The whole listing below is to be copied exactly.

• LISTED ENTRIES:
<<<<

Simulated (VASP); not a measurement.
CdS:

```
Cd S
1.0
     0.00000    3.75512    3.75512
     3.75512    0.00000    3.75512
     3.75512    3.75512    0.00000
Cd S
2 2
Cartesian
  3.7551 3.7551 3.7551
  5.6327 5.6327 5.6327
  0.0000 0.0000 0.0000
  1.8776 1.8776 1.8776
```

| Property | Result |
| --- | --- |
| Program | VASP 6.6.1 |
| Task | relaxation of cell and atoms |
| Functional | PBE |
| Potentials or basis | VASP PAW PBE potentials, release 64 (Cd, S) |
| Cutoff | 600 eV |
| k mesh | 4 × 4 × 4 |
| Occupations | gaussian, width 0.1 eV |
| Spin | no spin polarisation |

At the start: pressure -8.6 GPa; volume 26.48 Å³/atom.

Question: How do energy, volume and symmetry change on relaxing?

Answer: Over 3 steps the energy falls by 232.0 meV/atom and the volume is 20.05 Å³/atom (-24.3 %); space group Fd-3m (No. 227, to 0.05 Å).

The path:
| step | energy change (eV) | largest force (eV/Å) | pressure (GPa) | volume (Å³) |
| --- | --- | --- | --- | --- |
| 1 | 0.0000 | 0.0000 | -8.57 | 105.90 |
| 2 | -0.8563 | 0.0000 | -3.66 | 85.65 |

>>>>

• ANSWER SECTION:
Simulated (VASP); not a measurement.
CdS:

```
Cd S
1.0
     0.00000    3.75512    3.75512
     3.75512    0.00000    3.75512
     3.75512    3.75512    0.00000
Cd S
2 2
Cartesian
  3.7551 3.7551 3.7551
  5.6327 5.6327 5.6327
  0.0000 0.0000 0.0000
  1.8776 1.8776 1.8776
```

| Property | Result |
| --- | --- |
| Program | VASP 6.6.1 |
| Task | relaxation of cell and atoms |
| Functional | PBE |
| Potentials or basis | VASP PAW PBE potentials, release 64 (Cd, S) |
| Cutoff | 600 eV |
| k mesh | 4 × 4 × 4 |
| Occupations | gaussian, width 0.1 eV |
| Spin | no spin polarisation |

At the start: pressure -8.6 GPa; volume 26.48 Å³/atom.

Question: How do energy, volume and symmetry change on relaxing?

Answer: Over 3 steps the energy falls by 232.0 meV/atom and the volume is 20.05 Å³/atom (-24.3 %); space group Fd-3m (No. 227, to 0.05 Å).

The path:
| step | energy change (eV) | largest force (eV/Å) | pressure (GPa) | volume (Å³) |
| --- | --- | --- | --- | --- |
| 1 | 0.0000 | 0.0000 | -8.57 | 105.90 |
| 2 | -0.8563 | 0.0000 | -3.66 | 85.65 |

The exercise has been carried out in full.